[Activity] Copy the data exactly, keeping every line intact.

[Raw data]
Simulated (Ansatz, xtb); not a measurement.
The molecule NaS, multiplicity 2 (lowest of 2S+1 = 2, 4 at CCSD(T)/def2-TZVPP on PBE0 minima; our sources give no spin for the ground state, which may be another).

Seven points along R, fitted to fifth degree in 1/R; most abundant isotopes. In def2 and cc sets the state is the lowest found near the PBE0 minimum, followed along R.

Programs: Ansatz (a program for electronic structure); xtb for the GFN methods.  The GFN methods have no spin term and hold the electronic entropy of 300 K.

[Result]
Simulated (Ansatz, xtb); not a measurement.
The molecule NaS, multiplicity 2 (lowest of 2S+1 = 2, 4 at CCSD(T)/def2-TZVPP on PBE0 minima; our sources give no spin for the ground state, which may be another).

Seven points along R, fitted to fifth degree in 1/R; most abundant isotopes. In def2 and cc sets the state is the lowest found near the PBE0 minimum, followed along R.

Programs: Ansatz (a program for electronic structure); xtb for the GFN methods.  The GFN methods have no spin term and hold the electronic entropy of 300 K.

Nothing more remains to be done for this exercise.